WORK ITEM - Lines from the beginning of the data through the line containing "A metal contact" are to be copied exactly, with no other line included.

PROVIDED INFORMATION -
##############################

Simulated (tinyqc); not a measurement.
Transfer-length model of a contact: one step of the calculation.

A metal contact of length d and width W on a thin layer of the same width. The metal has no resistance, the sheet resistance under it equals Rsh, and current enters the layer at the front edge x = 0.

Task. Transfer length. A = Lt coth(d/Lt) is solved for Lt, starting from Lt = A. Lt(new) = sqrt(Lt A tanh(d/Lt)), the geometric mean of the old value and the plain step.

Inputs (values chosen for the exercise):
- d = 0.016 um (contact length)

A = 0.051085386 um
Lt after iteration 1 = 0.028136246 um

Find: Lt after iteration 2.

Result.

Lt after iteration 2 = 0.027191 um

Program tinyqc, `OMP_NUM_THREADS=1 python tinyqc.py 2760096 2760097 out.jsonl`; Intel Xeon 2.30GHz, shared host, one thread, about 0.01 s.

##############################

TASK OUTPUT -
Simulated (tinyqc); not a measurement.
Transfer-length model of a contact: one step of the calculation.

A metal contact of length d and width W on a thin layer of the same width. The metal has no resistance, the sheet resistance under it equals Rsh, and current enters the layer at the front edge x = 0.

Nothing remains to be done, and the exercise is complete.